Please take the entries below from the first line through the line containing "one is relaxed?" and repeat them exactly, leaving out everything after.

[Data excerpts]
+ + + + + + +

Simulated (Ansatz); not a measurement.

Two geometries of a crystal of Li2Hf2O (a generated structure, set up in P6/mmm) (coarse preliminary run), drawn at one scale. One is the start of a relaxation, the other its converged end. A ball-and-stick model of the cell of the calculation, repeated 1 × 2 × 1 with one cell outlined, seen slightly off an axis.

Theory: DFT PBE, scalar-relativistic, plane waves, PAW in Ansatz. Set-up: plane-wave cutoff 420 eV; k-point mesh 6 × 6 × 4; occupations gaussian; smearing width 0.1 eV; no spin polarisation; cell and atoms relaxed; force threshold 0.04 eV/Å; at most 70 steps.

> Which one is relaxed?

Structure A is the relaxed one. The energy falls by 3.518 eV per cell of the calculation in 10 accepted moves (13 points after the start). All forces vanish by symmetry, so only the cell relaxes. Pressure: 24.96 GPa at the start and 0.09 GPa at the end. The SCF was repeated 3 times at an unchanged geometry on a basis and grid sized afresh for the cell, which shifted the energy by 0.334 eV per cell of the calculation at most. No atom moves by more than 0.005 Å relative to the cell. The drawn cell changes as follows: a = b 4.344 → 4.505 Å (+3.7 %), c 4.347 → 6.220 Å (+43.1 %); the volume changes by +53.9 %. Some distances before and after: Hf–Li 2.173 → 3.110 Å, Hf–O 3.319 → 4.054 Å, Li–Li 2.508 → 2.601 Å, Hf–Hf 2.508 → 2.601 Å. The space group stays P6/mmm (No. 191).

+ + + + + + +

[Task output]
Simulated (Ansatz); not a measurement.

Two geometries of a crystal of Li2Hf2O (a generated structure, set up in P6/mmm) (coarse preliminary run), drawn at one scale. One is the start of a relaxation, the other its converged end. A ball-and-stick model of the cell of the calculation, repeated 1 × 2 × 1 with one cell outlined, seen slightly off an axis.

Theory: DFT PBE, scalar-relativistic, plane waves, PAW in Ansatz. Set-up: plane-wave cutoff 420 eV; k-point mesh 6 × 6 × 4; occupations gaussian; smearing width 0.1 eV; no spin polarisation; cell and atoms relaxed; force threshold 0.04 eV/Å; at most 70 steps.

> Which one is relaxed?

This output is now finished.